* Supplied information:
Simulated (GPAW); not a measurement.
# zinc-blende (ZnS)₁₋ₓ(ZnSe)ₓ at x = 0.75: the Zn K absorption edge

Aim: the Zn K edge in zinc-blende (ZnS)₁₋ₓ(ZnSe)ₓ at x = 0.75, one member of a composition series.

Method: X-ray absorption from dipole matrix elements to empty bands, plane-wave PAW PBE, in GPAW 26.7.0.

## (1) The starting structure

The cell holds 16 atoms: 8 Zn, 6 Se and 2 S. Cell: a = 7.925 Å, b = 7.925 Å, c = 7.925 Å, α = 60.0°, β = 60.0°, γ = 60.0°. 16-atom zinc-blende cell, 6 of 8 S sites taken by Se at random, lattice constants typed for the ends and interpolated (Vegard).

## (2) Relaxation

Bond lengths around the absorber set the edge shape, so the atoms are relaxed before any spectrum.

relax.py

* Brief: Take the records above and return, word for word, only the lines that fall from the line with "## (1) The starting structure" to the line with "Bond lengths around", both of them included.

* Exercise answer:
## (1) The starting structure

The cell holds 16 atoms: 8 Zn, 6 Se and 2 S. Cell: a = 7.925 Å, b = 7.925 Å, c = 7.925 Å, α = 60.0°, β = 60.0°, γ = 60.0°. 16-atom zinc-blende cell, 6 of 8 S sites taken by Se at random, lattice constants typed for the ends and interpolated (Vegard).

## (2) Relaxation

Bond lengths around the absorber set the edge shape, so the atoms are relaxed before any spectrum.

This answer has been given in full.